§ **WORK ITEM**:
Only the lines from the start of the data through the one containing "Doubts at one" belong in your answer; return them exactly.

§ **MATERIAL PROVIDED**:
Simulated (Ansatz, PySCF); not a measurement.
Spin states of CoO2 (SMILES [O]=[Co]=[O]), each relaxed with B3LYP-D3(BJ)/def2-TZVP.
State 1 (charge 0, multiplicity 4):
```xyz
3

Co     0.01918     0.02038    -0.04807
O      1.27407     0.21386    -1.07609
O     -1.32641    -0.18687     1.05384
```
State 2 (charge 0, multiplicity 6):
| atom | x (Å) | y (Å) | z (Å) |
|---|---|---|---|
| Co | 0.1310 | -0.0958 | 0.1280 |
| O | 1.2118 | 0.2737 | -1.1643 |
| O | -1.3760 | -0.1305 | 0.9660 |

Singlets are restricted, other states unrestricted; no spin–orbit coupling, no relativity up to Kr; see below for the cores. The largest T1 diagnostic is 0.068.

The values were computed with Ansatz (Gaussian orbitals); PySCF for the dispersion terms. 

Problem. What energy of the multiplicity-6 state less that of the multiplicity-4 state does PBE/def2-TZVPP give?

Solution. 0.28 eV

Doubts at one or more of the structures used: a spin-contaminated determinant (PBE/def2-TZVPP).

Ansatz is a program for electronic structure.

§ **TASK OUTPUT**:
Simulated (Ansatz, PySCF); not a measurement.
Spin states of CoO2 (SMILES [O]=[Co]=[O]), each relaxed with B3LYP-D3(BJ)/def2-TZVP.
State 1 (charge 0, multiplicity 4):
```xyz
3

Co     0.01918     0.02038    -0.04807
O      1.27407     0.21386    -1.07609
O     -1.32641    -0.18687     1.05384
```
State 2 (charge 0, multiplicity 6):
| atom | x (Å) | y (Å) | z (Å) |
|---|---|---|---|
| Co | 0.1310 | -0.0958 | 0.1280 |
| O | 1.2118 | 0.2737 | -1.1643 |
| O | -1.3760 | -0.1305 | 0.9660 |

Singlets are restricted, other states unrestricted; no spin–orbit coupling, no relativity up to Kr; see below for the cores. The largest T1 diagnostic is 0.068.

The values were computed with Ansatz (Gaussian orbitals); PySCF for the dispersion terms. 

Problem. What energy of the multiplicity-6 state less that of the multiplicity-4 state does PBE/def2-TZVPP give?

Solution. 0.28 eV

Doubts at one or more of the structures used: a spin-contaminated determinant (PBE/def2-TZVPP).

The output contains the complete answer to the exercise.